■ INFORMATION ■
- - -
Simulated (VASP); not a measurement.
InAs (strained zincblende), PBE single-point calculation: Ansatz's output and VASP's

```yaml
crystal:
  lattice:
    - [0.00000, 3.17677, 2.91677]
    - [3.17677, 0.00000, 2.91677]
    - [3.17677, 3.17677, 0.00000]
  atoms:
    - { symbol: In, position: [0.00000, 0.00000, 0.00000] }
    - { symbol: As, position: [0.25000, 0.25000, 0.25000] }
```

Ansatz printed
- - -

■ REQUIRED ACTION ■
Copy out all the records exactly.

■ ANSWER AREA ■
Simulated (VASP); not a measurement.
InAs (strained zincblende), PBE single-point calculation: Ansatz's output and VASP's

```yaml
crystal:
  lattice:
    - [0.00000, 3.17677, 2.91677]
    - [3.17677, 0.00000, 2.91677]
    - [3.17677, 3.17677, 0.00000]
  atoms:
    - { symbol: In, position: [0.00000, 0.00000, 0.00000] }
    - { symbol: As, position: [0.25000, 0.25000, 0.25000] }
```

Ansatz printed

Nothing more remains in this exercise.